BEGIN

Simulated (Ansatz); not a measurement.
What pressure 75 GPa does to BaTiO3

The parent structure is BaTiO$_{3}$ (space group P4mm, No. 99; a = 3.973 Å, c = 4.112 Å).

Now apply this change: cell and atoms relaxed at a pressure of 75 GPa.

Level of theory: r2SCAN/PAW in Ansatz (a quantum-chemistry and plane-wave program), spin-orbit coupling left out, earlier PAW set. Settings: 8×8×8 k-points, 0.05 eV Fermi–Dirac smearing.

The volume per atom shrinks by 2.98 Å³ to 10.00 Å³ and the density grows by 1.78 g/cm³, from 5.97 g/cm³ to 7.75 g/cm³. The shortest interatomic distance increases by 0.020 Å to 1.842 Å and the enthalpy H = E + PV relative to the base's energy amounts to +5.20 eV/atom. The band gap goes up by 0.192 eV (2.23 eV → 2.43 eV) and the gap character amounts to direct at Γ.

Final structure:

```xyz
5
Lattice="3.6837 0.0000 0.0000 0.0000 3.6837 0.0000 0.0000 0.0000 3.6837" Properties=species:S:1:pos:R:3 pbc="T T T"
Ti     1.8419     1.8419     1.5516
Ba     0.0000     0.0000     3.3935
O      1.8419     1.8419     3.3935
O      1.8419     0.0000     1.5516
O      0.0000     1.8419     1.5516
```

END

> **Assigned task**:
Reproduce the lines of the records exactly, from the first one through the line that contains "Level of theory: r2SCAN/PAW".

> **Task answer**:
Simulated (Ansatz); not a measurement.
What pressure 75 GPa does to BaTiO3

The parent structure is BaTiO$_{3}$ (space group P4mm, No. 99; a = 3.973 Å, c = 4.112 Å).

Now apply this change: cell and atoms relaxed at a pressure of 75 GPa.

Level of theory: r2SCAN/PAW in Ansatz (a quantum-chemistry and plane-wave program), spin-orbit coupling left out, earlier PAW set. Settings: 8×8×8 k-points, 0.05 eV Fermi–Dirac smearing.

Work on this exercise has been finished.